**EXERCISE DATA**.
[Start of Attachment]
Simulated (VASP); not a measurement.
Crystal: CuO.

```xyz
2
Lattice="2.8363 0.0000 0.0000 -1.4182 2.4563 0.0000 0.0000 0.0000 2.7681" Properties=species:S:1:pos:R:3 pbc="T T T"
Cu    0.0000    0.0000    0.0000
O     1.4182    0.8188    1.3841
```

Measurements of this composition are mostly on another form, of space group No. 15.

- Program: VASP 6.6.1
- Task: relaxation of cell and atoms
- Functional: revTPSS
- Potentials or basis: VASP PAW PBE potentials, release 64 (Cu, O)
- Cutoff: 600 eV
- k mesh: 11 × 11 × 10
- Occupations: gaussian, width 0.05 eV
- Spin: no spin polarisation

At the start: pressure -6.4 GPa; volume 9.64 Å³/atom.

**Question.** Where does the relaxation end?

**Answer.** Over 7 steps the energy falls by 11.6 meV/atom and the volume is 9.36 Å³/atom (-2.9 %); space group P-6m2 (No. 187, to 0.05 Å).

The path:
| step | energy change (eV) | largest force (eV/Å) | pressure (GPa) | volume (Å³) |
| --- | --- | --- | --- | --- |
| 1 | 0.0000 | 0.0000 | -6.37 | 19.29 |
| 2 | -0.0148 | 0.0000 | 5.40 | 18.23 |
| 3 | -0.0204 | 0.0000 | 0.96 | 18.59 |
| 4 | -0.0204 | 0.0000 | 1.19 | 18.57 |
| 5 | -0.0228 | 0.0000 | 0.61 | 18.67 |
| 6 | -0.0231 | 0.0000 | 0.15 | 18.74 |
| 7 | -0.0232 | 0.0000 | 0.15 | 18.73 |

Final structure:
[End of Attachment]

The data must be retyped in full, exactly as it reads.

Simulated (VASP); not a measurement.
Crystal: CuO.

```xyz
2
Lattice="2.8363 0.0000 0.0000 -1.4182 2.4563 0.0000 0.0000 0.0000 2.7681" Properties=species:S:1:pos:R:3 pbc="T T T"
Cu    0.0000    0.0000    0.0000
O     1.4182    0.8188    1.3841
```

Measurements of this composition are mostly on another form, of space group No. 15.

- Program: VASP 6.6.1
- Task: relaxation of cell and atoms
- Functional: revTPSS
- Potentials or basis: VASP PAW PBE potentials, release 64 (Cu, O)
- Cutoff: 600 eV
- k mesh: 11 × 11 × 10
- Occupations: gaussian, width 0.05 eV
- Spin: no spin polarisation

At the start: pressure -6.4 GPa; volume 9.64 Å³/atom.

**Question.** Where does the relaxation end?

**Answer.** Over 7 steps the energy falls by 11.6 meV/atom and the volume is 9.36 Å³/atom (-2.9 %); space group P-6m2 (No. 187, to 0.05 Å).

The path:
| step | energy change (eV) | largest force (eV/Å) | pressure (GPa) | volume (Å³) |
| --- | --- | --- | --- | --- |
| 1 | 0.0000 | 0.0000 | -6.37 | 19.29 |
| 2 | -0.0148 | 0.0000 | 5.40 | 18.23 |
| 3 | -0.0204 | 0.0000 | 0.96 | 18.59 |
| 4 | -0.0204 | 0.0000 | 1.19 | 18.57 |
| 5 | -0.0228 | 0.0000 | 0.61 | 18.67 |
| 6 | -0.0231 | 0.0000 | 0.15 | 18.74 |
| 7 | -0.0232 | 0.0000 | 0.15 | 18.73 |

Final structure:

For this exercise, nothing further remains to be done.